**TASK ITEM**
Retype only the lines at the head of the records, first through the one with "Problem. Take V0", exactly as written.

------------------------------------------------------------------------
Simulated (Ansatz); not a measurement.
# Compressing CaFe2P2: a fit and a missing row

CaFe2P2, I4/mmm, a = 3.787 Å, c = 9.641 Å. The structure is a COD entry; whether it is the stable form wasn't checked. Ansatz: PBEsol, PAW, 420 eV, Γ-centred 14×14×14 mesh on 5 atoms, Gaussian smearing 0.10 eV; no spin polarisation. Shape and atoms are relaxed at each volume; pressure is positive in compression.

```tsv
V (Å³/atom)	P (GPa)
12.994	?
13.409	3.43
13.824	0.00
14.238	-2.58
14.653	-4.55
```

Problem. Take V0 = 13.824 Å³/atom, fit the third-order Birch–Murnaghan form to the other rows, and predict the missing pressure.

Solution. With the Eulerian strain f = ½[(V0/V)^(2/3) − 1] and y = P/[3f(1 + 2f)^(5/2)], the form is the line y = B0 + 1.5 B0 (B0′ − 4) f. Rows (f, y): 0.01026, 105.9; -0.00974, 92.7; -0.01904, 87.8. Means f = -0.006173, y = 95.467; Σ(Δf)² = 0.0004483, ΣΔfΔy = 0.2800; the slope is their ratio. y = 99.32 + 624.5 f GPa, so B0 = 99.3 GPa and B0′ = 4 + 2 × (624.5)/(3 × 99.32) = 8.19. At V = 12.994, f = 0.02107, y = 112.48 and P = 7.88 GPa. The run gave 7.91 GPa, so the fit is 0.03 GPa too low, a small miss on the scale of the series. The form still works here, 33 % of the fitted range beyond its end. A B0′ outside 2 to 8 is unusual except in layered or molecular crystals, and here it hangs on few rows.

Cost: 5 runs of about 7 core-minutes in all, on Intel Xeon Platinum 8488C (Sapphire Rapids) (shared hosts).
------------------------------------------------------------------------

**ANSWER SECTION**
Simulated (Ansatz); not a measurement.
# Compressing CaFe2P2: a fit and a missing row

CaFe2P2, I4/mmm, a = 3.787 Å, c = 9.641 Å. The structure is a COD entry; whether it is the stable form wasn't checked. Ansatz: PBEsol, PAW, 420 eV, Γ-centred 14×14×14 mesh on 5 atoms, Gaussian smearing 0.10 eV; no spin polarisation. Shape and atoms are relaxed at each volume; pressure is positive in compression.

```tsv
V (Å³/atom)	P (GPa)
12.994	?
13.409	3.43
13.824	0.00
14.238	-2.58
14.653	-4.55
```

Problem. Take V0 = 13.824 Å³/atom, fit the third-order Birch–Murnaghan form to the other rows, and predict the missing pressure.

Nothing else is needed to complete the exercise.